--- START ---

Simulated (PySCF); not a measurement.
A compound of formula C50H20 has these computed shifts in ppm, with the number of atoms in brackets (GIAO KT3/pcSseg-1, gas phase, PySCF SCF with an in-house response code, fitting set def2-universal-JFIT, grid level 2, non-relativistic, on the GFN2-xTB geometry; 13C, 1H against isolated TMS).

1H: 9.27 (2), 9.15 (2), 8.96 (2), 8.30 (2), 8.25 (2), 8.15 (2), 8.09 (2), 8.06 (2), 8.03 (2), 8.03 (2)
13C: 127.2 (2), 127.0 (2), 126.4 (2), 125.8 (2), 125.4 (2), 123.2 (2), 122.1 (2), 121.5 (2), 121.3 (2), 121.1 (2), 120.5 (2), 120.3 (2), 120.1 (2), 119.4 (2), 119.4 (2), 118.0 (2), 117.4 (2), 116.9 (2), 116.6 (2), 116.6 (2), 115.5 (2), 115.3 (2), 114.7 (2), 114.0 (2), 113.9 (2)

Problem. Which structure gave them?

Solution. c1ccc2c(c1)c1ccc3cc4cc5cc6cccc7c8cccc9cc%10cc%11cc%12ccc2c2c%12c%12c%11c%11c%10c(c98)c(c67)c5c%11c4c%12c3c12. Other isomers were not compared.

--- END ---

> **Assigned task**: Please print, exactly and with nothing else, the lines from the first line of the entries through the line containing "Problem. Which structure gave them?".

> **Response box**:
Simulated (PySCF); not a measurement.
A compound of formula C50H20 has these computed shifts in ppm, with the number of atoms in brackets (GIAO KT3/pcSseg-1, gas phase, PySCF SCF with an in-house response code, fitting set def2-universal-JFIT, grid level 2, non-relativistic, on the GFN2-xTB geometry; 13C, 1H against isolated TMS).

1H: 9.27 (2), 9.15 (2), 8.96 (2), 8.30 (2), 8.25 (2), 8.15 (2), 8.09 (2), 8.06 (2), 8.03 (2), 8.03 (2)
13C: 127.2 (2), 127.0 (2), 126.4 (2), 125.8 (2), 125.4 (2), 123.2 (2), 122.1 (2), 121.5 (2), 121.3 (2), 121.1 (2), 120.5 (2), 120.3 (2), 120.1 (2), 119.4 (2), 119.4 (2), 118.0 (2), 117.4 (2), 116.9 (2), 116.6 (2), 116.6 (2), 115.5 (2), 115.3 (2), 114.7 (2), 114.0 (2), 113.9 (2)

Problem. Which structure gave them?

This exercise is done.